→ **Information**:
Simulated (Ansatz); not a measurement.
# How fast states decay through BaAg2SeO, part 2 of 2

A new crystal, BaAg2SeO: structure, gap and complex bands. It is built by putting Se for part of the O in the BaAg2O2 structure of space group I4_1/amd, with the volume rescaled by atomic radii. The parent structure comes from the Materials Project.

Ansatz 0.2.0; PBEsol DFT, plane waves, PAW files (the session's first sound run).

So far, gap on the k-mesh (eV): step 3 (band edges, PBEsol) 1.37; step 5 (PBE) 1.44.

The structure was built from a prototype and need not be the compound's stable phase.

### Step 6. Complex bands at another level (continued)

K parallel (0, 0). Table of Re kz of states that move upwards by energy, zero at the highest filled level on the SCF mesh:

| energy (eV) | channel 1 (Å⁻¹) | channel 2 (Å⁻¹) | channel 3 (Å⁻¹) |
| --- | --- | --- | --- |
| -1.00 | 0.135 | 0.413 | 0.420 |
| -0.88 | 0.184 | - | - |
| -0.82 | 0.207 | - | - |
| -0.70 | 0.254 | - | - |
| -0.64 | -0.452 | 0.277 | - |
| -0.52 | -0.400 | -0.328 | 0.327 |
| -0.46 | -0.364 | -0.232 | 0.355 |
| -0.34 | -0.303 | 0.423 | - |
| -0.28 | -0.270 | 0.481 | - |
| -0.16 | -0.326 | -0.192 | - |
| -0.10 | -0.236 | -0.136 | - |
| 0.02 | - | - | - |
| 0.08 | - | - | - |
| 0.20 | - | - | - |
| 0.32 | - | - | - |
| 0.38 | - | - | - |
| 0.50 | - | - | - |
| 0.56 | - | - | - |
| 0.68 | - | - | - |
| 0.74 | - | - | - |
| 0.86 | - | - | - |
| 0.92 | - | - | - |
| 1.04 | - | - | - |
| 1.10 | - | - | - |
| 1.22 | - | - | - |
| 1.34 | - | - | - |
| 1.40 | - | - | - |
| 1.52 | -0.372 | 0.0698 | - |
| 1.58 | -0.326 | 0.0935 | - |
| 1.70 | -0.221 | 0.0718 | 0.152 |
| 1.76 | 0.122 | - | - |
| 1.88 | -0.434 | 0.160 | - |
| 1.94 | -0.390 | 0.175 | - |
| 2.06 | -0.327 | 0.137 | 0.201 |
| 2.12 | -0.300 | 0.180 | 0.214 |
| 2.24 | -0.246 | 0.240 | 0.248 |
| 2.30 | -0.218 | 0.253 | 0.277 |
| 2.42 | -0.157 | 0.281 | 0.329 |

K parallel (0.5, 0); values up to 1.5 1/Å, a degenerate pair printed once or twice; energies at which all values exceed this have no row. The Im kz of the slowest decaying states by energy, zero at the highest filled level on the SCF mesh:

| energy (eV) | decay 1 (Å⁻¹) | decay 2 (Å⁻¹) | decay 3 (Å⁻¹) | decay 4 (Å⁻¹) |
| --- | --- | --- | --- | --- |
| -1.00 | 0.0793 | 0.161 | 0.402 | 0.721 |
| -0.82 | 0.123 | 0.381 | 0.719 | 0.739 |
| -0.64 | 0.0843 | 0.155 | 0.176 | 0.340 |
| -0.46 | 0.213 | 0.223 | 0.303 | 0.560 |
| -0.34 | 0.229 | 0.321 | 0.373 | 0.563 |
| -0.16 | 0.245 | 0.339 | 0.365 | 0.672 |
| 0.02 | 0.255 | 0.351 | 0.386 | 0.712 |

→ **Work request**: Transcribe, please, every line from the first line of the listing above through the line with "# How fast states". Keep both ends and nothing else.

→ **Task result**:
Simulated (Ansatz); not a measurement.
# How fast states decay through BaAg2SeO, part 2 of 2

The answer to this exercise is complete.